(Beginning of DATA)

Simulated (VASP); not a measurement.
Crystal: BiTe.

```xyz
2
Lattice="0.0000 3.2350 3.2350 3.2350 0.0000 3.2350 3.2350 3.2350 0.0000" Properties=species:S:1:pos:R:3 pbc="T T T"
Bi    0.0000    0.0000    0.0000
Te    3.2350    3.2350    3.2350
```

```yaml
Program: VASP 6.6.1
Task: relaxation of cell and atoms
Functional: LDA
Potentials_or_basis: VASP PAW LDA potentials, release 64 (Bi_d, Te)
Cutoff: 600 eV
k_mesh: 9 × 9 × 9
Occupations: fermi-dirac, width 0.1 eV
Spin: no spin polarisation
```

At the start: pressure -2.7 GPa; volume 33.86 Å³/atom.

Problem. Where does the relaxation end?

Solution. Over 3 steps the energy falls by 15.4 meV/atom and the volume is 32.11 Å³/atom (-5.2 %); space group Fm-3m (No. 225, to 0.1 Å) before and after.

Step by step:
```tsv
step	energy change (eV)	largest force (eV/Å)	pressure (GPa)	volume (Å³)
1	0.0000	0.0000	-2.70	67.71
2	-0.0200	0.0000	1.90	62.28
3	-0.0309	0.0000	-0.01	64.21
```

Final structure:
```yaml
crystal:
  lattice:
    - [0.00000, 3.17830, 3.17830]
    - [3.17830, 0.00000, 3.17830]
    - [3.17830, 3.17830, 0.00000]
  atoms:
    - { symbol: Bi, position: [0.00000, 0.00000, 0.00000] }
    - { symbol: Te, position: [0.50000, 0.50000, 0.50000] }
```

(End of DATA)

→ **EXERCISE**
Please copy only the lines between the first line of the entries and the line with "Problem. Where does the relaxation end?", keeping those two end lines as well, exactly as written.

→ **YOUR SOLUTION**
Simulated (VASP); not a measurement.
Crystal: BiTe.

```xyz
2
Lattice="0.0000 3.2350 3.2350 3.2350 0.0000 3.2350 3.2350 3.2350 0.0000" Properties=species:S:1:pos:R:3 pbc="T T T"
Bi    0.0000    0.0000    0.0000
Te    3.2350    3.2350    3.2350
```

```yaml
Program: VASP 6.6.1
Task: relaxation of cell and atoms
Functional: LDA
Potentials_or_basis: VASP PAW LDA potentials, release 64 (Bi_d, Te)
Cutoff: 600 eV
k_mesh: 9 × 9 × 9
Occupations: fermi-dirac, width 0.1 eV
Spin: no spin polarisation
```

At the start: pressure -2.7 GPa; volume 33.86 Å³/atom.

Problem. Where does the relaxation end?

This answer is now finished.